Assigned task
Retype all of the entries that appear below, keeping them exactly as they are.

Data to examine
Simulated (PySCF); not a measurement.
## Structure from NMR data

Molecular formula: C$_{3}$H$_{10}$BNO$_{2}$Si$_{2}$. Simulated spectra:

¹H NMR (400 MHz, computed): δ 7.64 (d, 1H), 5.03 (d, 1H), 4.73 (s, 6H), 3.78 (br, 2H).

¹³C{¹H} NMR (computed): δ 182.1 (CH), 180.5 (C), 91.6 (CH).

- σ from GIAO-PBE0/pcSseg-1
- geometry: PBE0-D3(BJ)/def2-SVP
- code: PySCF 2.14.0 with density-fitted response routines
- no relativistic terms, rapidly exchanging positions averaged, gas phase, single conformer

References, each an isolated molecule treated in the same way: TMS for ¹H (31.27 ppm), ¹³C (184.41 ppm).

Exercise result
Simulated (PySCF); not a measurement.
## Structure from NMR data

Molecular formula: C$_{3}$H$_{10}$BNO$_{2}$Si$_{2}$. Simulated spectra:

¹H NMR (400 MHz, computed): δ 7.64 (d, 1H), 5.03 (d, 1H), 4.73 (s, 6H), 3.78 (br, 2H).

¹³C{¹H} NMR (computed): δ 182.1 (CH), 180.5 (C), 91.6 (CH).

- σ from GIAO-PBE0/pcSseg-1
- geometry: PBE0-D3(BJ)/def2-SVP
- code: PySCF 2.14.0 with density-fitted response routines
- no relativistic terms, rapidly exchanging positions averaged, gas phase, single conformer

References, each an isolated molecule treated in the same way: TMS for ¹H (31.27 ppm), ¹³C (184.41 ppm).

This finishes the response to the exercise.